**ENTRIES PROVIDED:**
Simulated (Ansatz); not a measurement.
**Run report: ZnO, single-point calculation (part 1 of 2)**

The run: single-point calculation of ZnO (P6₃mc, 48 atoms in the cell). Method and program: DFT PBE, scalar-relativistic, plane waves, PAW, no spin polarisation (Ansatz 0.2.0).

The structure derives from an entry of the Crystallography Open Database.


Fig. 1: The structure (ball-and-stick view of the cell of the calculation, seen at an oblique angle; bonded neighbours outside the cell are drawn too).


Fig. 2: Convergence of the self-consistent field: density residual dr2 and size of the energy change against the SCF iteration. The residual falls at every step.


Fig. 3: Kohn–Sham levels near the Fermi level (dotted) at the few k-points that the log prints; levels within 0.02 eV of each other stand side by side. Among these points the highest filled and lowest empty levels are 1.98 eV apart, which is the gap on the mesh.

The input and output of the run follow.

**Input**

**ASSIGNMENT:** The complete data is to be transcribed verbatim.

**YOUR RESPONSE:**
Simulated (Ansatz); not a measurement.
**Run report: ZnO, single-point calculation (part 1 of 2)**

The run: single-point calculation of ZnO (P6₃mc, 48 atoms in the cell). Method and program: DFT PBE, scalar-relativistic, plane waves, PAW, no spin polarisation (Ansatz 0.2.0).

The structure derives from an entry of the Crystallography Open Database.


Fig. 1: The structure (ball-and-stick view of the cell of the calculation, seen at an oblique angle; bonded neighbours outside the cell are drawn too).


Fig. 2: Convergence of the self-consistent field: density residual dr2 and size of the energy change against the SCF iteration. The residual falls at every step.


Fig. 3: Kohn–Sham levels near the Fermi level (dotted) at the few k-points that the log prints; levels within 0.02 eV of each other stand side by side. Among these points the highest filled and lowest empty levels are 1.98 eV apart, which is the gap on the mesh.

The input and output of the run follow.

**Input**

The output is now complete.